(Dataset records Opens)
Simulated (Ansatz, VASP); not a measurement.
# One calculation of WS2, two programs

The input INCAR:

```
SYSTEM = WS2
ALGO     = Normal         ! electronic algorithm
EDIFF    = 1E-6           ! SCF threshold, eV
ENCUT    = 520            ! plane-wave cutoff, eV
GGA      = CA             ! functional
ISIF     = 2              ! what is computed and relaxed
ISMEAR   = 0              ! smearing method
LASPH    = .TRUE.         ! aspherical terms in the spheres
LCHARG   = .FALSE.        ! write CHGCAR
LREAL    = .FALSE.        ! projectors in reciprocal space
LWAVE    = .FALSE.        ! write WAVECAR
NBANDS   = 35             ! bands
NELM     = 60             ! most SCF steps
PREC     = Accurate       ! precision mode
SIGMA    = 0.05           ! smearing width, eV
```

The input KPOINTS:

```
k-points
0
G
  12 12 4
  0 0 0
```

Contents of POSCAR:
(Dataset records Closes)

#### [Exercise]
Extract the complete listing above, reproducing each line exactly.

#### [Answer section]
Simulated (Ansatz, VASP); not a measurement.
# One calculation of WS2, two programs

The input INCAR:

```
SYSTEM = WS2
ALGO     = Normal         ! electronic algorithm
EDIFF    = 1E-6           ! SCF threshold, eV
ENCUT    = 520            ! plane-wave cutoff, eV
GGA      = CA             ! functional
ISIF     = 2              ! what is computed and relaxed
ISMEAR   = 0              ! smearing method
LASPH    = .TRUE.         ! aspherical terms in the spheres
LCHARG   = .FALSE.        ! write CHGCAR
LREAL    = .FALSE.        ! projectors in reciprocal space
LWAVE    = .FALSE.        ! write WAVECAR
NBANDS   = 35             ! bands
NELM     = 60             ! most SCF steps
PREC     = Accurate       ! precision mode
SIGMA    = 0.05           ! smearing width, eV
```

The input KPOINTS:

```
k-points
0
G
  12 12 4
  0 0 0
```

Contents of POSCAR:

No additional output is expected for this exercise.